☆ ☆ ☆
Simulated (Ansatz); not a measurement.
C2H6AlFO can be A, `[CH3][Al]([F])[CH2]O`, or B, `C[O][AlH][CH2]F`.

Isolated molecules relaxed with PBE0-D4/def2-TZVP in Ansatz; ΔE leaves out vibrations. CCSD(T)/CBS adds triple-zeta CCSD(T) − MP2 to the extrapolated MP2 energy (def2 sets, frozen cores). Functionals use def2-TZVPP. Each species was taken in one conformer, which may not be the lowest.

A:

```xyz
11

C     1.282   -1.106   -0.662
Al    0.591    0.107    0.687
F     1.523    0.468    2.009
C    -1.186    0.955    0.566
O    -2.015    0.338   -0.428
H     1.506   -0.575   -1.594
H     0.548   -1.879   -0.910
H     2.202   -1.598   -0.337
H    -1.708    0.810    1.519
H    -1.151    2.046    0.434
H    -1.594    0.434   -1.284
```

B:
☆ ☆ ☆

The lines needed are the ones from the first line of the entries through the line that contains "C2H6AlFO can be", given again without any change.

=== Exercise result ===
Simulated (Ansatz); not a measurement.
C2H6AlFO can be A, `[CH3][Al]([F])[CH2]O`, or B, `C[O][AlH][CH2]F`.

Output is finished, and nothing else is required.